→ **Requirement**
Print all entries precisely as they are written.

━━━━━━━━━━

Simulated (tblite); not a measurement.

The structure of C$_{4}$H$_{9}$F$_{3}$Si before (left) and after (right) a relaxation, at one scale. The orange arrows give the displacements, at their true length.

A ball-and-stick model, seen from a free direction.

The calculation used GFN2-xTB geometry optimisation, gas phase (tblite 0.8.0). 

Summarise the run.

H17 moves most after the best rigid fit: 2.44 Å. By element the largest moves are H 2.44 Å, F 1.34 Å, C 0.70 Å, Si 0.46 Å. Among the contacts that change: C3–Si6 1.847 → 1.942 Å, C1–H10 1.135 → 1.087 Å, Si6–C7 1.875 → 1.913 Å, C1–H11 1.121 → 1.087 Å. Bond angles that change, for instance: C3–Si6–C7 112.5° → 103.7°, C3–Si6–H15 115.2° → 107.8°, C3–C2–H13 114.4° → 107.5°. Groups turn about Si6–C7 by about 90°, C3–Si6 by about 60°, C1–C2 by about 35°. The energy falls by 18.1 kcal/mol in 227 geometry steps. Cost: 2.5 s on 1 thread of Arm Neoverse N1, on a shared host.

━━━━━━━━━━

→ **Task answer**
Simulated (tblite); not a measurement.

The structure of C$_{4}$H$_{9}$F$_{3}$Si before (left) and after (right) a relaxation, at one scale. The orange arrows give the displacements, at their true length.

A ball-and-stick model, seen from a free direction.

The calculation used GFN2-xTB geometry optimisation, gas phase (tblite 0.8.0). 

Summarise the run.

H17 moves most after the best rigid fit: 2.44 Å. By element the largest moves are H 2.44 Å, F 1.34 Å, C 0.70 Å, Si 0.46 Å. Among the contacts that change: C3–Si6 1.847 → 1.942 Å, C1–H10 1.135 → 1.087 Å, Si6–C7 1.875 → 1.913 Å, C1–H11 1.121 → 1.087 Å. Bond angles that change, for instance: C3–Si6–C7 112.5° → 103.7°, C3–Si6–H15 115.2° → 107.8°, C3–C2–H13 114.4° → 107.5°. Groups turn about Si6–C7 by about 90°, C3–Si6 by about 60°, C1–C2 by about 35°. The energy falls by 18.1 kcal/mol in 227 geometry steps. Cost: 2.5 s on 1 thread of Arm Neoverse N1, on a shared host.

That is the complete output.